..........

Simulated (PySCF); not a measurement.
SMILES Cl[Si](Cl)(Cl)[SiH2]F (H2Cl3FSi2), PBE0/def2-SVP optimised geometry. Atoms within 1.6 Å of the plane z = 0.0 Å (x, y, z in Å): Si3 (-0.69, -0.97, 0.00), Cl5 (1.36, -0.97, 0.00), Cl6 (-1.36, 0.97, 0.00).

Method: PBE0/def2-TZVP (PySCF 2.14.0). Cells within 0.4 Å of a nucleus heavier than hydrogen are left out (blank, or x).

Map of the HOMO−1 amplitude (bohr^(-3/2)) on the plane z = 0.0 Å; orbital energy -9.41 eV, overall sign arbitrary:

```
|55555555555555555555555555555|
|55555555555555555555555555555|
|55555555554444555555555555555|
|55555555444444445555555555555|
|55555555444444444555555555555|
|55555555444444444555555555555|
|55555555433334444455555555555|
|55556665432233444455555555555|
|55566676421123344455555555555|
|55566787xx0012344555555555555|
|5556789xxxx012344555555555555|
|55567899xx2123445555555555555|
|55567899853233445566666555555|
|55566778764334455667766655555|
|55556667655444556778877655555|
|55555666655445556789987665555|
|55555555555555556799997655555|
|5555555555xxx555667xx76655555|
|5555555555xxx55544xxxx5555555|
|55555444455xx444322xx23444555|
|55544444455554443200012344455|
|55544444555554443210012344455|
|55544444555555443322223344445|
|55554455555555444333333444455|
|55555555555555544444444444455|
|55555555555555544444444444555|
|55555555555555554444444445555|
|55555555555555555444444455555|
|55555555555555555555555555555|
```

..........

◆ WORK ORDER: In this exercise, the data above is to be printed exactly.

◆ EXERCISE OUTPUT:
Simulated (PySCF); not a measurement.
SMILES Cl[Si](Cl)(Cl)[SiH2]F (H2Cl3FSi2), PBE0/def2-SVP optimised geometry. Atoms within 1.6 Å of the plane z = 0.0 Å (x, y, z in Å): Si3 (-0.69, -0.97, 0.00), Cl5 (1.36, -0.97, 0.00), Cl6 (-1.36, 0.97, 0.00).

Method: PBE0/def2-TZVP (PySCF 2.14.0). Cells within 0.4 Å of a nucleus heavier than hydrogen are left out (blank, or x).

Map of the HOMO−1 amplitude (bohr^(-3/2)) on the plane z = 0.0 Å; orbital energy -9.41 eV, overall sign arbitrary:

```
|55555555555555555555555555555|
|55555555555555555555555555555|
|55555555554444555555555555555|
|55555555444444445555555555555|
|55555555444444444555555555555|
|55555555444444444555555555555|
|55555555433334444455555555555|
|55556665432233444455555555555|
|55566676421123344455555555555|
|55566787xx0012344555555555555|
|5556789xxxx012344555555555555|
|55567899xx2123445555555555555|
|55567899853233445566666555555|
|55566778764334455667766655555|
|55556667655444556778877655555|
|55555666655445556789987665555|
|55555555555555556799997655555|
|5555555555xxx555667xx76655555|
|5555555555xxx55544xxxx5555555|
|55555444455xx444322xx23444555|
|55544444455554443200012344455|
|55544444555554443210012344455|
|55544444555555443322223344445|
|55554455555555444333333444455|
|55555555555555544444444444455|
|55555555555555544444444444555|
|55555555555555554444444445555|
|55555555555555555444444455555|
|55555555555555555555555555555|
```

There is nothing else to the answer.